* Work order
Output every entry verbatim.

* Data records
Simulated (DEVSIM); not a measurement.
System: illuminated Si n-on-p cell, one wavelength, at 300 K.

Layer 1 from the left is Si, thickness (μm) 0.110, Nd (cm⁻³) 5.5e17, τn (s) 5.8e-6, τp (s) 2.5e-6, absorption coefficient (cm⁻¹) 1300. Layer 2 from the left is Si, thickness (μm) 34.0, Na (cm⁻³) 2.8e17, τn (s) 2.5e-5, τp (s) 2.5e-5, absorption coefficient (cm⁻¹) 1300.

* Result
Simulated (DEVSIM); not a measurement.
System: illuminated Si n-on-p cell, one wavelength, at 300 K.

Layer 1 from the left is Si, thickness (μm) 0.110, Nd (cm⁻³) 5.5e17, τn (s) 5.8e-6, τp (s) 2.5e-6, absorption coefficient (cm⁻¹) 1300. Layer 2 from the left is Si, thickness (μm) 34.0, Na (cm⁻³) 2.8e17, τn (s) 2.5e-5, τp (s) 2.5e-5, absorption coefficient (cm⁻¹) 1300.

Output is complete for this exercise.